§ Work instruction:
The material below contains a line with "Geometry: B3LYP-D3(BJ)/def2-SVP. The" and a line with "All values below". Copy exactly those two lines and all lines between them.

····················
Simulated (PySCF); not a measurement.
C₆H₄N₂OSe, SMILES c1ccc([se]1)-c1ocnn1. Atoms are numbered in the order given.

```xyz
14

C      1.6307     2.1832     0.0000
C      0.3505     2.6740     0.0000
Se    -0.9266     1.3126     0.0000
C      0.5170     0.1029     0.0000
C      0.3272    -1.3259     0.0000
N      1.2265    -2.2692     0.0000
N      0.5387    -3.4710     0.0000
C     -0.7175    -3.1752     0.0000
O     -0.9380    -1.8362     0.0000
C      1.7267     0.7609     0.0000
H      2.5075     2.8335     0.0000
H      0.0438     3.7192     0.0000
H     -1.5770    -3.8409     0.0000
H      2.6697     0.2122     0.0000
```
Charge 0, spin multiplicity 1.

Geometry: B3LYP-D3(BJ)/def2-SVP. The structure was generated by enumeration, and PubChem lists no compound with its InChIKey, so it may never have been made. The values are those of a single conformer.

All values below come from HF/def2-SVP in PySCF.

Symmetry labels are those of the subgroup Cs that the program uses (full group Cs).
····················

§ Expected answer:
Geometry: B3LYP-D3(BJ)/def2-SVP. The structure was generated by enumeration, and PubChem lists no compound with its InChIKey, so it may never have been made. The values are those of a single conformer.

All values below come from HF/def2-SVP in PySCF.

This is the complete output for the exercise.